# [Action item]
Please reproduce the records, omitting nothing and changing nothing.

# [Record excerpts]
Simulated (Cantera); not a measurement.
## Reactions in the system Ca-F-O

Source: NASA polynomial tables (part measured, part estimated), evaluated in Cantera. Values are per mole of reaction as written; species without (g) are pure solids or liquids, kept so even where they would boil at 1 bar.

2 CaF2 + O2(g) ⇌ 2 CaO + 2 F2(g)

# [Written response]
Simulated (Cantera); not a measurement.
## Reactions in the system Ca-F-O

Source: NASA polynomial tables (part measured, part estimated), evaluated in Cantera. Values are per mole of reaction as written; species without (g) are pure solids or liquids, kept so even where they would boil at 1 bar.

2 CaF2 + O2(g) ⇌ 2 CaO + 2 F2(g)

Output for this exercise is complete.